(WORK INSTRUCTION): Without changing anything, copy out each entry.

(SOURCE MATERIAL):
#####
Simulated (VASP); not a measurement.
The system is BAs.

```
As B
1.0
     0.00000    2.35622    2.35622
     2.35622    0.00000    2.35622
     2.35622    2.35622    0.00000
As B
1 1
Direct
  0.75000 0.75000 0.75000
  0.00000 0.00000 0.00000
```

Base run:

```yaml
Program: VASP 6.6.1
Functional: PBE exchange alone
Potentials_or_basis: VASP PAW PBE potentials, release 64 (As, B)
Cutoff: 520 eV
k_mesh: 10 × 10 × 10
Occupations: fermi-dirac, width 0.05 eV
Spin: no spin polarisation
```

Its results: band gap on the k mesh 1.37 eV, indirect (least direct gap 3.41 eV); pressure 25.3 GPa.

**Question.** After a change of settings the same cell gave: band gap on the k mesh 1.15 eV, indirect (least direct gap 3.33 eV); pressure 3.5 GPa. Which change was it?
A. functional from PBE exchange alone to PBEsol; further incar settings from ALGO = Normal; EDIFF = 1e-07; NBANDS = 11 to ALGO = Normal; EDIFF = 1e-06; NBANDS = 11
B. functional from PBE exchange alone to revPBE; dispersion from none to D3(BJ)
#####

(WRITTEN RESPONSE):
Simulated (VASP); not a measurement.
The system is BAs.

```
As B
1.0
     0.00000    2.35622    2.35622
     2.35622    0.00000    2.35622
     2.35622    2.35622    0.00000
As B
1 1
Direct
  0.75000 0.75000 0.75000
  0.00000 0.00000 0.00000
```

Base run:

```yaml
Program: VASP 6.6.1
Functional: PBE exchange alone
Potentials_or_basis: VASP PAW PBE potentials, release 64 (As, B)
Cutoff: 520 eV
k_mesh: 10 × 10 × 10
Occupations: fermi-dirac, width 0.05 eV
Spin: no spin polarisation
```

Its results: band gap on the k mesh 1.37 eV, indirect (least direct gap 3.41 eV); pressure 25.3 GPa.

**Question.** After a change of settings the same cell gave: band gap on the k mesh 1.15 eV, indirect (least direct gap 3.33 eV); pressure 3.5 GPa. Which change was it?
A. functional from PBE exchange alone to PBEsol; further incar settings from ALGO = Normal; EDIFF = 1e-07; NBANDS = 11 to ALGO = Normal; EDIFF = 1e-06; NBANDS = 11
B. functional from PBE exchange alone to revPBE; dispersion from none to D3(BJ)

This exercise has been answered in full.